Brief:
Set down exactly the first line of the entries and every line after it, through the line with "Potentials or basis: GPAW".

== Segment start ==

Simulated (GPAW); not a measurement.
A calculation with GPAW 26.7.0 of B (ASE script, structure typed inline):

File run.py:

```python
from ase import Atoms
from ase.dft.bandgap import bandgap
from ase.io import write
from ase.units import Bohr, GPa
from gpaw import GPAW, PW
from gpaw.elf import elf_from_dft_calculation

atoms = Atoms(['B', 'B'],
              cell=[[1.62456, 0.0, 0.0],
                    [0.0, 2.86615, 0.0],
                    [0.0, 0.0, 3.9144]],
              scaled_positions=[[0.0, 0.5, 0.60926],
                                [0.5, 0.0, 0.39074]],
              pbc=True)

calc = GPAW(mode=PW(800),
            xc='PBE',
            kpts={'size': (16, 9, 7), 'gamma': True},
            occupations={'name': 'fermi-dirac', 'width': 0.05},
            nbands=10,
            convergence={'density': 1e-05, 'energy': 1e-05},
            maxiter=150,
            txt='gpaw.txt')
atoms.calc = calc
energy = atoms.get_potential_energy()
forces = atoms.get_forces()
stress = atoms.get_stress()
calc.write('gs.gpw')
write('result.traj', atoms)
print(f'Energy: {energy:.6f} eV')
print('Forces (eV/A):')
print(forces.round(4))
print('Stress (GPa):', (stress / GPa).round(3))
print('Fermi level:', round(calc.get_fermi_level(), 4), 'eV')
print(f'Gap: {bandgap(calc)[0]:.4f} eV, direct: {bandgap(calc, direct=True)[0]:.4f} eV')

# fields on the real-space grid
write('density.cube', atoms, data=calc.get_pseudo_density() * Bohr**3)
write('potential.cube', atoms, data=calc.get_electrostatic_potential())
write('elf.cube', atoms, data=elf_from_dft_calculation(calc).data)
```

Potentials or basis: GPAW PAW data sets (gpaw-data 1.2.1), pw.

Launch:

== Segment end ==

Answer space:
Simulated (GPAW); not a measurement.
A calculation with GPAW 26.7.0 of B (ASE script, structure typed inline):

File run.py:

```python
from ase import Atoms
from ase.dft.bandgap import bandgap
from ase.io import write
from ase.units import Bohr, GPa
from gpaw import GPAW, PW
from gpaw.elf import elf_from_dft_calculation

atoms = Atoms(['B', 'B'],
              cell=[[1.62456, 0.0, 0.0],
                    [0.0, 2.86615, 0.0],
                    [0.0, 0.0, 3.9144]],
              scaled_positions=[[0.0, 0.5, 0.60926],
                                [0.5, 0.0, 0.39074]],
              pbc=True)

calc = GPAW(mode=PW(800),
            xc='PBE',
            kpts={'size': (16, 9, 7), 'gamma': True},
            occupations={'name': 'fermi-dirac', 'width': 0.05},
            nbands=10,
            convergence={'density': 1e-05, 'energy': 1e-05},
            maxiter=150,
            txt='gpaw.txt')
atoms.calc = calc
energy = atoms.get_potential_energy()
forces = atoms.get_forces()
stress = atoms.get_stress()
calc.write('gs.gpw')
write('result.traj', atoms)
print(f'Energy: {energy:.6f} eV')
print('Forces (eV/A):')
print(forces.round(4))
print('Stress (GPa):', (stress / GPa).round(3))
print('Fermi level:', round(calc.get_fermi_level(), 4), 'eV')
print(f'Gap: {bandgap(calc)[0]:.4f} eV, direct: {bandgap(calc, direct=True)[0]:.4f} eV')

# fields on the real-space grid
write('density.cube', atoms, data=calc.get_pseudo_density() * Bohr**3)
write('potential.cube', atoms, data=calc.get_electrostatic_potential())
write('elf.cube', atoms, data=elf_from_dft_calculation(calc).data)
```

Potentials or basis: GPAW PAW data sets (gpaw-data 1.2.1), pw.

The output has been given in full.